BRIEF
Repeat the entries that follow from start to finish, keeping every character.

DATA RECORDS
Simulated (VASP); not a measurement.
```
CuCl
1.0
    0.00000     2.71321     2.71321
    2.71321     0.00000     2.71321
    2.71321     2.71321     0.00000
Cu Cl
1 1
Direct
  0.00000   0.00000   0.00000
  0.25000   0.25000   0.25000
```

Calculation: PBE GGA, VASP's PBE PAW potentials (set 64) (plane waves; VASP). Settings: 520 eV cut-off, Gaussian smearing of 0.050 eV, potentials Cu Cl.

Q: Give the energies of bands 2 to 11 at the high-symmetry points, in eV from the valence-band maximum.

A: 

YOUR SOLUTION
Simulated (VASP); not a measurement.
```
CuCl
1.0
    0.00000     2.71321     2.71321
    2.71321     0.00000     2.71321
    2.71321     2.71321     0.00000
Cu Cl
1 1
Direct
  0.00000   0.00000   0.00000
  0.25000   0.25000   0.25000
```

Calculation: PBE GGA, VASP's PBE PAW potentials (set 64) (plane waves; VASP). Settings: 520 eV cut-off, Gaussian smearing of 0.050 eV, potentials Cu Cl.

Q: Give the energies of bands 2 to 11 at the high-symmetry points, in eV from the valence-band maximum.

A: 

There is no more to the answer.